▸ **Work request**
The entries below contain a line with "width 0.15 eV" and a line with "1.345 eV/Å |". Retype exactly everything from the first down to the second, both included, and nothing else.

▸ **Data records**
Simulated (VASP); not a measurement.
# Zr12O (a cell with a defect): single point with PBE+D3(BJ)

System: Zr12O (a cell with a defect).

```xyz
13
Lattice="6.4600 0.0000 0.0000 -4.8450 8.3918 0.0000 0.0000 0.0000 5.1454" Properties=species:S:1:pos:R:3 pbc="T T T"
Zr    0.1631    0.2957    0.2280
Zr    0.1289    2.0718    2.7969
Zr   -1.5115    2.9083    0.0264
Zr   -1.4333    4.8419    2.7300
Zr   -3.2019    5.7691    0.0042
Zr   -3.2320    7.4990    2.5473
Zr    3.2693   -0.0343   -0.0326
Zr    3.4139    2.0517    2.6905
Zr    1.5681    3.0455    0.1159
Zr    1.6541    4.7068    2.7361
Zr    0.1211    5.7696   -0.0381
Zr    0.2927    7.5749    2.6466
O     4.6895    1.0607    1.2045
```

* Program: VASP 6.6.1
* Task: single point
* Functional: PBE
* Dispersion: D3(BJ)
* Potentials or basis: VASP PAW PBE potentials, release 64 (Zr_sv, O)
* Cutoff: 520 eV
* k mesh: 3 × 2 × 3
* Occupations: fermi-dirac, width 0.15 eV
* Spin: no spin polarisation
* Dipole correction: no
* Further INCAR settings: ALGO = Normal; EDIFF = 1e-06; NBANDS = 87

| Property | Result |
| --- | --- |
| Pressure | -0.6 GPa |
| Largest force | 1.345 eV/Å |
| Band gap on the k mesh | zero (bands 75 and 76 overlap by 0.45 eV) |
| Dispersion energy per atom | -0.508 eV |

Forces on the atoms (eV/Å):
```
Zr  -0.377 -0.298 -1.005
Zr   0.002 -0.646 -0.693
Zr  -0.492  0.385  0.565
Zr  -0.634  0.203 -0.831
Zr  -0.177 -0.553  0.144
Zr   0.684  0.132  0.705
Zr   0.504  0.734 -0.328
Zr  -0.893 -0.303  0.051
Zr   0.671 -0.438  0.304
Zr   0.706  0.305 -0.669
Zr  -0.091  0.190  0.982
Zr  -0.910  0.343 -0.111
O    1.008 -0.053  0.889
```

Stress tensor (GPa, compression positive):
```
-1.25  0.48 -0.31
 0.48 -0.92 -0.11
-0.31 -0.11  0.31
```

▸ **Written response**
* Occupations: fermi-dirac, width 0.15 eV
* Spin: no spin polarisation
* Dipole correction: no
* Further INCAR settings: ALGO = Normal; EDIFF = 1e-06; NBANDS = 87

| Property | Result |
| --- | --- |
| Pressure | -0.6 GPa |
| Largest force | 1.345 eV/Å |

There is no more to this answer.